SUPPLIED INFORMATION:
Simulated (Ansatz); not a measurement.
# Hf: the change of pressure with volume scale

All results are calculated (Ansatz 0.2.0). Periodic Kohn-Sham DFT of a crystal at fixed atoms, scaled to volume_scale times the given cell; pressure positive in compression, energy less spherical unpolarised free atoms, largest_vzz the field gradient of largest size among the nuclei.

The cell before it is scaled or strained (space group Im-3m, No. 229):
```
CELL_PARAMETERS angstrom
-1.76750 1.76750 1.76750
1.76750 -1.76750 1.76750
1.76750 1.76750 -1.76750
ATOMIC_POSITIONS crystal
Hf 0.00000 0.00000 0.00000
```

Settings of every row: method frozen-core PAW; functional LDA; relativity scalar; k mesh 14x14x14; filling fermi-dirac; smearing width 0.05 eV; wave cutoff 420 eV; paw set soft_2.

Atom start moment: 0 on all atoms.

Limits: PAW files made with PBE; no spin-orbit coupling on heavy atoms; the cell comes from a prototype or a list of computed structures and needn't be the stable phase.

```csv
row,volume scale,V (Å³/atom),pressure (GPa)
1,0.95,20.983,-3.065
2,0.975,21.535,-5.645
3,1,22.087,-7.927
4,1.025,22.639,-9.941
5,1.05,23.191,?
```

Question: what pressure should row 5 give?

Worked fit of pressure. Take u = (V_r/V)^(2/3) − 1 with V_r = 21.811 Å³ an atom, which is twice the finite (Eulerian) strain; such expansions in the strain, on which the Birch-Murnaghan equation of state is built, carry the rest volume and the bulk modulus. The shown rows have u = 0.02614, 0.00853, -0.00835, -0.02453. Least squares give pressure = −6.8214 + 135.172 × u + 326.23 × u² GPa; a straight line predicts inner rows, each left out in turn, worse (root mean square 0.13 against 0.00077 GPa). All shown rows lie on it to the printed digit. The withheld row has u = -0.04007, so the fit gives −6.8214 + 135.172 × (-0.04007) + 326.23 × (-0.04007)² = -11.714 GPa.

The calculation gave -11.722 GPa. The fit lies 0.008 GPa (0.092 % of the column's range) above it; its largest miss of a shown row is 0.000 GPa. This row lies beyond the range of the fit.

REQUIREMENT: Take the entries above and copy them exactly from the first line through the line with "Question: what pressure should row 5 give?"; leave out every line after it.

WRITTEN ANSWER:
Simulated (Ansatz); not a measurement.
# Hf: the change of pressure with volume scale

All results are calculated (Ansatz 0.2.0). Periodic Kohn-Sham DFT of a crystal at fixed atoms, scaled to volume_scale times the given cell; pressure positive in compression, energy less spherical unpolarised free atoms, largest_vzz the field gradient of largest size among the nuclei.

The cell before it is scaled or strained (space group Im-3m, No. 229):
```
CELL_PARAMETERS angstrom
-1.76750 1.76750 1.76750
1.76750 -1.76750 1.76750
1.76750 1.76750 -1.76750
ATOMIC_POSITIONS crystal
Hf 0.00000 0.00000 0.00000
```

Settings of every row: method frozen-core PAW; functional LDA; relativity scalar; k mesh 14x14x14; filling fermi-dirac; smearing width 0.05 eV; wave cutoff 420 eV; paw set soft_2.

Atom start moment: 0 on all atoms.

Limits: PAW files made with PBE; no spin-orbit coupling on heavy atoms; the cell comes from a prototype or a list of computed structures and needn't be the stable phase.

```csv
row,volume scale,V (Å³/atom),pressure (GPa)
1,0.95,20.983,-3.065
2,0.975,21.535,-5.645
3,1,22.087,-7.927
4,1.025,22.639,-9.941
5,1.05,23.191,?
```

Question: what pressure should row 5 give?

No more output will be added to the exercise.